■ **Dataset entries**:
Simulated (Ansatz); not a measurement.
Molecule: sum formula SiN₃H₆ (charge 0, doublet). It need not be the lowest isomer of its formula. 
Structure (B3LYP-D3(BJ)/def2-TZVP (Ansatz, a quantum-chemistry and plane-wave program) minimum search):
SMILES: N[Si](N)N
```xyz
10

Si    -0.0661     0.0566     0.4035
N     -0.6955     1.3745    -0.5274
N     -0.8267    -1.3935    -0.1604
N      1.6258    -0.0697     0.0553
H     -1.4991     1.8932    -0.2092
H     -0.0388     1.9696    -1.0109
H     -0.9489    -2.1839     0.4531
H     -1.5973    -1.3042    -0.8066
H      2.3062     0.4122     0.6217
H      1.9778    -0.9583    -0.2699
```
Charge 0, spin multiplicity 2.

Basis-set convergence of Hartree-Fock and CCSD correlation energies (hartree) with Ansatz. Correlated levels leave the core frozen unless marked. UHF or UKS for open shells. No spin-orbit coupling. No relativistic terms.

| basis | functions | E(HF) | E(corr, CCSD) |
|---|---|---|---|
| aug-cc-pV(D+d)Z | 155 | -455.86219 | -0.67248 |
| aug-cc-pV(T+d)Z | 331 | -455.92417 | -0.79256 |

■ **Work instruction**: Please transcribe all of the records, keeping every line exactly as it is.

■ **Your response**:
Simulated (Ansatz); not a measurement.
Molecule: sum formula SiN₃H₆ (charge 0, doublet). It need not be the lowest isomer of its formula. 
Structure (B3LYP-D3(BJ)/def2-TZVP (Ansatz, a quantum-chemistry and plane-wave program) minimum search):
SMILES: N[Si](N)N
```xyz
10

Si    -0.0661     0.0566     0.4035
N     -0.6955     1.3745    -0.5274
N     -0.8267    -1.3935    -0.1604
N      1.6258    -0.0697     0.0553
H     -1.4991     1.8932    -0.2092
H     -0.0388     1.9696    -1.0109
H     -0.9489    -2.1839     0.4531
H     -1.5973    -1.3042    -0.8066
H      2.3062     0.4122     0.6217
H      1.9778    -0.9583    -0.2699
```
Charge 0, spin multiplicity 2.

Basis-set convergence of Hartree-Fock and CCSD correlation energies (hartree) with Ansatz. Correlated levels leave the core frozen unless marked. UHF or UKS for open shells. No spin-orbit coupling. No relativistic terms.

| basis | functions | E(HF) | E(corr, CCSD) |
|---|---|---|---|
| aug-cc-pV(D+d)Z | 155 | -455.86219 | -0.67248 |
| aug-cc-pV(T+d)Z | 331 | -455.92417 | -0.79256 |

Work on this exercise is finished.